EXERCISE >> For this exercise, please reproduce the records below word for word, from the first line through the line with "width 0.2 eV |".

INFORMATION PROVIDED >>
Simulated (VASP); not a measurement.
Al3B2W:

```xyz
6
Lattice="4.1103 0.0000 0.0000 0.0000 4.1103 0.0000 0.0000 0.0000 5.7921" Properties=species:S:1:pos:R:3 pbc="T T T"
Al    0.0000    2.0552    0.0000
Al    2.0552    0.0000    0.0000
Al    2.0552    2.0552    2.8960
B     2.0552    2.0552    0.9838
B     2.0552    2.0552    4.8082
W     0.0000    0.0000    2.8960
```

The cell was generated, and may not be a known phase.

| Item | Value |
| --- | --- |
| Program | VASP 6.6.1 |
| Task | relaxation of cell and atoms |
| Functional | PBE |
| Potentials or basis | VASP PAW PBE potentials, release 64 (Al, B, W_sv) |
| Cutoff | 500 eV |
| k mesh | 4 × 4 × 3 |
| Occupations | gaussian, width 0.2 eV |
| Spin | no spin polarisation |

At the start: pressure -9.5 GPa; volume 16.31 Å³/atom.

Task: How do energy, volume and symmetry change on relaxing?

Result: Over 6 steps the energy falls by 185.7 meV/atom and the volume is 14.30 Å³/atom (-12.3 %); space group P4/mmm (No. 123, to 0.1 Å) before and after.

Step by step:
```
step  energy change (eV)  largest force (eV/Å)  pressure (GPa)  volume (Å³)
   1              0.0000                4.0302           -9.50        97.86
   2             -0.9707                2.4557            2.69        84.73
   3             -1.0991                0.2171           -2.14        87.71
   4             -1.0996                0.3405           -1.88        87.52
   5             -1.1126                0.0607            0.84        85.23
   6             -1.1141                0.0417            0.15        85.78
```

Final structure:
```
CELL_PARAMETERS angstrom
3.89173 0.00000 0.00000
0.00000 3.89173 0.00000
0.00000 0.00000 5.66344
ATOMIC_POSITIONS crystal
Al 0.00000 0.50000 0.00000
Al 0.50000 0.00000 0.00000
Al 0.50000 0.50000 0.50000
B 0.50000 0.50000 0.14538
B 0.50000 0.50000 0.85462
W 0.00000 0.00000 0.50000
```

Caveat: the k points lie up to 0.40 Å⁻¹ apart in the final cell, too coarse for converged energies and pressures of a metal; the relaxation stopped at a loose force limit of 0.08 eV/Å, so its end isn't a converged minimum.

SOLUTION >>
Simulated (VASP); not a measurement.
Al3B2W:

```xyz
6
Lattice="4.1103 0.0000 0.0000 0.0000 4.1103 0.0000 0.0000 0.0000 5.7921" Properties=species:S:1:pos:R:3 pbc="T T T"
Al    0.0000    2.0552    0.0000
Al    2.0552    0.0000    0.0000
Al    2.0552    2.0552    2.8960
B     2.0552    2.0552    0.9838
B     2.0552    2.0552    4.8082
W     0.0000    0.0000    2.8960
```

The cell was generated, and may not be a known phase.

| Item | Value |
| --- | --- |
| Program | VASP 6.6.1 |
| Task | relaxation of cell and atoms |
| Functional | PBE |
| Potentials or basis | VASP PAW PBE potentials, release 64 (Al, B, W_sv) |
| Cutoff | 500 eV |
| k mesh | 4 × 4 × 3 |
| Occupations | gaussian, width 0.2 eV |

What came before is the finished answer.